= Beginning of Section =
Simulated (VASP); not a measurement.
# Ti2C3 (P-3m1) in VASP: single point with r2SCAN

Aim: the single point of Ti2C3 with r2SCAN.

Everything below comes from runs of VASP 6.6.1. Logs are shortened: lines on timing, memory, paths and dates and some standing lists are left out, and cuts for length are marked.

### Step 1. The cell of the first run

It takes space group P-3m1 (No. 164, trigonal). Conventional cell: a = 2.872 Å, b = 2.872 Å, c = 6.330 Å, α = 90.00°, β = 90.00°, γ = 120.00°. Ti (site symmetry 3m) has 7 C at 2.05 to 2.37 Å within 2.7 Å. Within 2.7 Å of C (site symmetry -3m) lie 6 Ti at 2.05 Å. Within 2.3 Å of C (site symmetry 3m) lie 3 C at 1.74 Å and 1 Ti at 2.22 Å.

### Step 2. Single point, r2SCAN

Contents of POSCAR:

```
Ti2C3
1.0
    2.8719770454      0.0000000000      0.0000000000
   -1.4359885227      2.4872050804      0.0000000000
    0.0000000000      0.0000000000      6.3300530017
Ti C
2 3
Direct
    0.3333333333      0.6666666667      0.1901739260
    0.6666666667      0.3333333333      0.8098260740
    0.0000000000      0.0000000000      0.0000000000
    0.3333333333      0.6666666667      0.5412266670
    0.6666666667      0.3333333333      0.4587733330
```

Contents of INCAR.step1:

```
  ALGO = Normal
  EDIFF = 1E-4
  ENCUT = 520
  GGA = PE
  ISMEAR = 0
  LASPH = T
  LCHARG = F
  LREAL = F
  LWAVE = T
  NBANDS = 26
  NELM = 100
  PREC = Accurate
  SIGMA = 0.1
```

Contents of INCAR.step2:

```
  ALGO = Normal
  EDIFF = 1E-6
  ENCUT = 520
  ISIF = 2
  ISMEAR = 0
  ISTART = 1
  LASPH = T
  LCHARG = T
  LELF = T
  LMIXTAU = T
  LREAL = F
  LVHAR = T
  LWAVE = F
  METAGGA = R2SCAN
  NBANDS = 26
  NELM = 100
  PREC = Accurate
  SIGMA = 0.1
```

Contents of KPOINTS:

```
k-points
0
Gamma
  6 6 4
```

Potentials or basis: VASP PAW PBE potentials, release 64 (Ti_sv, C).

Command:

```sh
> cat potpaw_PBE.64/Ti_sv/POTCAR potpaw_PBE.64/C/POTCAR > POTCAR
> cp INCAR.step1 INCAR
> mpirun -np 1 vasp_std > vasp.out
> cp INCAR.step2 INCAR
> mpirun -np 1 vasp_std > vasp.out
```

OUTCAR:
= End of Section =

Copy the lines above exactly. Start with the line containing "Aim: the single point of Ti2C3 with r2SCAN.", end with the line containing "### Step 1. The cell of the first run", and include both.

*WRITTEN RESPONSE*
Aim: the single point of Ti2C3 with r2SCAN.

Everything below comes from runs of VASP 6.6.1. Logs are shortened: lines on timing, memory, paths and dates and some standing lists are left out, and cuts for length are marked.

### Step 1. The cell of the first run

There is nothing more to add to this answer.